(SOURCE DATA Opens)

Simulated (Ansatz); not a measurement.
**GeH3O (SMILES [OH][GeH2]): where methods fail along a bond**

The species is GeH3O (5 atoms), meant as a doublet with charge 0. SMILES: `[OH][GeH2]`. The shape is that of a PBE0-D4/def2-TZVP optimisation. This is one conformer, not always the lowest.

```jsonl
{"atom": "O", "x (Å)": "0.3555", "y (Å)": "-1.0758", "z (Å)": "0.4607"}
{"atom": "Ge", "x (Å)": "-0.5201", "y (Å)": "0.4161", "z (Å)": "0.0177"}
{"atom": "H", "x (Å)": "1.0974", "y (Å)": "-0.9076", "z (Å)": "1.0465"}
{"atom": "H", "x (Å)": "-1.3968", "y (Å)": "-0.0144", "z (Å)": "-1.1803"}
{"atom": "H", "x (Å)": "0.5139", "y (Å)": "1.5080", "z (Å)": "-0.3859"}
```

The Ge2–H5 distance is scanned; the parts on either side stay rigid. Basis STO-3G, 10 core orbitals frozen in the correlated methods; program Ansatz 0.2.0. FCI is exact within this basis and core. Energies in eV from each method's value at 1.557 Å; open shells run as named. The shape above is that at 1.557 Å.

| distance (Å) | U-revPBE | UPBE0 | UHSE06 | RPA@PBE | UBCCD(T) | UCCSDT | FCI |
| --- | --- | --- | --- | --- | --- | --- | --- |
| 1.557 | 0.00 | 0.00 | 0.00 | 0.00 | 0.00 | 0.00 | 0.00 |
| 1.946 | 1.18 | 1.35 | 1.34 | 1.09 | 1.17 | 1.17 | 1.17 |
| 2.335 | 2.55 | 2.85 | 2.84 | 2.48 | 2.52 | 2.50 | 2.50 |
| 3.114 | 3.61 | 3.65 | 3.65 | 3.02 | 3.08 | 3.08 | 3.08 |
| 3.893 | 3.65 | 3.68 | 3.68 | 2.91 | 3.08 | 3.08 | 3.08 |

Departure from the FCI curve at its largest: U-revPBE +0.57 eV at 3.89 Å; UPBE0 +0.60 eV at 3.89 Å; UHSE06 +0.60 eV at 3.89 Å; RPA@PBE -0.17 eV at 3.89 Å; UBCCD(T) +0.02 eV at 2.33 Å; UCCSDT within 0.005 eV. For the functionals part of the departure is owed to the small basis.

(SOURCE DATA Closes)

§ TASK ITEM: Give back the records above exactly, limited to the lines between the one holding "along a bond**" and the one holding "2.91 | 3.08 | 3.08 | 3.08 |", inclusive.

§ ANSWER SPACE:
**GeH3O (SMILES [OH][GeH2]): where methods fail along a bond**

The species is GeH3O (5 atoms), meant as a doublet with charge 0. SMILES: `[OH][GeH2]`. The shape is that of a PBE0-D4/def2-TZVP optimisation. This is one conformer, not always the lowest.

```jsonl
{"atom": "O", "x (Å)": "0.3555", "y (Å)": "-1.0758", "z (Å)": "0.4607"}
{"atom": "Ge", "x (Å)": "-0.5201", "y (Å)": "0.4161", "z (Å)": "0.0177"}
{"atom": "H", "x (Å)": "1.0974", "y (Å)": "-0.9076", "z (Å)": "1.0465"}
{"atom": "H", "x (Å)": "-1.3968", "y (Å)": "-0.0144", "z (Å)": "-1.1803"}
{"atom": "H", "x (Å)": "0.5139", "y (Å)": "1.5080", "z (Å)": "-0.3859"}
```

The Ge2–H5 distance is scanned; the parts on either side stay rigid. Basis STO-3G, 10 core orbitals frozen in the correlated methods; program Ansatz 0.2.0. FCI is exact within this basis and core. Energies in eV from each method's value at 1.557 Å; open shells run as named. The shape above is that at 1.557 Å.

| distance (Å) | U-revPBE | UPBE0 | UHSE06 | RPA@PBE | UBCCD(T) | UCCSDT | FCI |
| --- | --- | --- | --- | --- | --- | --- | --- |
| 1.557 | 0.00 | 0.00 | 0.00 | 0.00 | 0.00 | 0.00 | 0.00 |
| 1.946 | 1.18 | 1.35 | 1.34 | 1.09 | 1.17 | 1.17 | 1.17 |
| 2.335 | 2.55 | 2.85 | 2.84 | 2.48 | 2.52 | 2.50 | 2.50 |
| 3.114 | 3.61 | 3.65 | 3.65 | 3.02 | 3.08 | 3.08 | 3.08 |
| 3.893 | 3.65 | 3.68 | 3.68 | 2.91 | 3.08 | 3.08 | 3.08 |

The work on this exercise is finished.